Work request - The line containing "The calculation used" marks the end: quote every line from the start of the records below through it, word for word.

Record set -
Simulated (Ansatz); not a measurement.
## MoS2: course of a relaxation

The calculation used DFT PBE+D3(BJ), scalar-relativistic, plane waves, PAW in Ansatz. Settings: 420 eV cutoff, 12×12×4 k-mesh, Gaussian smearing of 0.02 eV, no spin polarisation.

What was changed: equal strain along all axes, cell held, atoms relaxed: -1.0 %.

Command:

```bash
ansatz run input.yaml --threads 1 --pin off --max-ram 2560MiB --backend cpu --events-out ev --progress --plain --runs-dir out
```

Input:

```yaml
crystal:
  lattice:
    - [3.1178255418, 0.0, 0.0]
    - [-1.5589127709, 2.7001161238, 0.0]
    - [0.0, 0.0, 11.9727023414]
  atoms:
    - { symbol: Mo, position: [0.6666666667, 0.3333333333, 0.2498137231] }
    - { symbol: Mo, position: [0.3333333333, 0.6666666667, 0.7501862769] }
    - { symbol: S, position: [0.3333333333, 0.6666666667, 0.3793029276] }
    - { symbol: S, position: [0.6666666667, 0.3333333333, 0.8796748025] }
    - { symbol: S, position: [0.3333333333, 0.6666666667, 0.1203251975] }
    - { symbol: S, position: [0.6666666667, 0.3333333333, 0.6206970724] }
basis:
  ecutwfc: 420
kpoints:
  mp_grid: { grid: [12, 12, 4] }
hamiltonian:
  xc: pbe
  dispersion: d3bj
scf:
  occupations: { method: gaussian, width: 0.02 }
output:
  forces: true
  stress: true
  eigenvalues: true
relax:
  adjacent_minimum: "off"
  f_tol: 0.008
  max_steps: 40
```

Response box -
Simulated (Ansatz); not a measurement.
## MoS2: course of a relaxation

The calculation used DFT PBE+D3(BJ), scalar-relativistic, plane waves, PAW in Ansatz. Settings: 420 eV cutoff, 12×12×4 k-mesh, Gaussian smearing of 0.02 eV, no spin polarisation.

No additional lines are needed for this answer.